====

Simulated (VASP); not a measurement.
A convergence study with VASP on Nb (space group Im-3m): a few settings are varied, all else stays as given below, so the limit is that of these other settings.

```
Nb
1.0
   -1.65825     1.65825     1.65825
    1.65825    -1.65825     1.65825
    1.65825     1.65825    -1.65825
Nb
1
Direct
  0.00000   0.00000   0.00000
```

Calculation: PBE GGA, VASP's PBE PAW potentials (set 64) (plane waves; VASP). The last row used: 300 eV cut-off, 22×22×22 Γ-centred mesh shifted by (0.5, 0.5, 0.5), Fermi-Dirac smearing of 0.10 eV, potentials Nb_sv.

====

- Work item -
The full set of entries, copied exactly, is the expected answer.

- Response area -
Simulated (VASP); not a measurement.
A convergence study with VASP on Nb (space group Im-3m): a few settings are varied, all else stays as given below, so the limit is that of these other settings.

```
Nb
1.0
   -1.65825     1.65825     1.65825
    1.65825    -1.65825     1.65825
    1.65825     1.65825    -1.65825
Nb
1
Direct
  0.00000   0.00000   0.00000
```

Calculation: PBE GGA, VASP's PBE PAW potentials (set 64) (plane waves; VASP). The last row used: 300 eV cut-off, 22×22×22 Γ-centred mesh shifted by (0.5, 0.5, 0.5), Fermi-Dirac smearing of 0.10 eV, potentials Nb_sv.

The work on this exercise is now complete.